RECORDS PROVIDED:
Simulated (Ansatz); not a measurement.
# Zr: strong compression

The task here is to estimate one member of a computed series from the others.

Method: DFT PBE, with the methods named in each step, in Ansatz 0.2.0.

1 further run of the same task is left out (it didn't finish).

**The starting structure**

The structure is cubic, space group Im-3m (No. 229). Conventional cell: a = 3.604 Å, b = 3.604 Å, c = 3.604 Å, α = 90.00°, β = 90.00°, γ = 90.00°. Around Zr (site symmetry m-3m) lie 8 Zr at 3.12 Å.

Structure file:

WORK REQUEST: The reply should consist solely of the lines of the data, exact, from the opening line through the line with "The structure is", inclusive.

TASK OUTPUT:
Simulated (Ansatz); not a measurement.
# Zr: strong compression

The task here is to estimate one member of a computed series from the others.

Method: DFT PBE, with the methods named in each step, in Ansatz 0.2.0.

1 further run of the same task is left out (it didn't finish).

**The starting structure**

The structure is cubic, space group Im-3m (No. 229). Conventional cell: a = 3.604 Å, b = 3.604 Å, c = 3.604 Å, α = 90.00°, β = 90.00°, γ = 90.00°. Around Zr (site symmetry m-3m) lie 8 Zr at 3.12 Å.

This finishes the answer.